BEGIN Extracted data

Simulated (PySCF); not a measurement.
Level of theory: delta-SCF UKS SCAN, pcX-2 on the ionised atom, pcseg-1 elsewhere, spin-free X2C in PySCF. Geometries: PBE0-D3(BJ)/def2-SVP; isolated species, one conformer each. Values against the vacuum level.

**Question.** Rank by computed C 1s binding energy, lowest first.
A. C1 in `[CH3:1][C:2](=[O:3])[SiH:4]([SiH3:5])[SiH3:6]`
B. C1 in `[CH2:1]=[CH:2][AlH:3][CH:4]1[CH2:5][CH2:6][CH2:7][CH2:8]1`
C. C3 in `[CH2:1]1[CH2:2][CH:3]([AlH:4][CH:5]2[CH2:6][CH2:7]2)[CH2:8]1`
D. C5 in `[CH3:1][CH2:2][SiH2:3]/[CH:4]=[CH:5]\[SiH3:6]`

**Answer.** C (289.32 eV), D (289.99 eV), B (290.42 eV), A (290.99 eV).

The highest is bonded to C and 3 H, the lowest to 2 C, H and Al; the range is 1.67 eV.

END Extracted data

Work item
From the material above, retype precisely the lines between the line holding "Level of theory: delta-SCF" and the line holding "A (290.99 eV).", inclusive, and nothing beyond them.

Written solution
Level of theory: delta-SCF UKS SCAN, pcX-2 on the ionised atom, pcseg-1 elsewhere, spin-free X2C in PySCF. Geometries: PBE0-D3(BJ)/def2-SVP; isolated species, one conformer each. Values against the vacuum level.

**Question.** Rank by computed C 1s binding energy, lowest first.
A. C1 in `[CH3:1][C:2](=[O:3])[SiH:4]([SiH3:5])[SiH3:6]`
B. C1 in `[CH2:1]=[CH:2][AlH:3][CH:4]1[CH2:5][CH2:6][CH2:7][CH2:8]1`
C. C3 in `[CH2:1]1[CH2:2][CH:3]([AlH:4][CH:5]2[CH2:6][CH2:7]2)[CH2:8]1`
D. C5 in `[CH3:1][CH2:2][SiH2:3]/[CH:4]=[CH:5]\[SiH3:6]`

**Answer.** C (289.32 eV), D (289.99 eV), B (290.42 eV), A (290.99 eV).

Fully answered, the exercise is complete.